(Provided records):
--------

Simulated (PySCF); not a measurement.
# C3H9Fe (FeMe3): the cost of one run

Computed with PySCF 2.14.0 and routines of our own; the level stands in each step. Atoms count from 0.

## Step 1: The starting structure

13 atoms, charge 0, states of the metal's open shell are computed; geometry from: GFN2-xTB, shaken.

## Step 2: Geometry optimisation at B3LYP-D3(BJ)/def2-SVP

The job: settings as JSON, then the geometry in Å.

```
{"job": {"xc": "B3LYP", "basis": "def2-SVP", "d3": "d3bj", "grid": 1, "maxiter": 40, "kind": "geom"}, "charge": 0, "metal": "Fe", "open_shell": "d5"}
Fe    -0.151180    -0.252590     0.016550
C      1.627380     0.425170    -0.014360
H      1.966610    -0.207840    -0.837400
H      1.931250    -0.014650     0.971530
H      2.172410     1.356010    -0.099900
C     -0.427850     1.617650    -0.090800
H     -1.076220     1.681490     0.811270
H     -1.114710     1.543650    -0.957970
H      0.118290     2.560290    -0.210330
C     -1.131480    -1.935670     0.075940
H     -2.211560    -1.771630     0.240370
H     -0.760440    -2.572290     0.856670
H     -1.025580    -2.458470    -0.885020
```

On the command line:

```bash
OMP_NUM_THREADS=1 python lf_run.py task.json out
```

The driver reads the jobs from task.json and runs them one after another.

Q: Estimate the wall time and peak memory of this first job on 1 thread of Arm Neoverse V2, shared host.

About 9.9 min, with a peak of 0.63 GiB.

--------

(Work item):
Write out, exactly and with nothing else, the lines of the listing above from its first line through the line with "## Step 1: The starting structure".

(Task result):
Simulated (PySCF); not a measurement.
# C3H9Fe (FeMe3): the cost of one run

Computed with PySCF 2.14.0 and routines of our own; the level stands in each step. Atoms count from 0.

## Step 1: The starting structure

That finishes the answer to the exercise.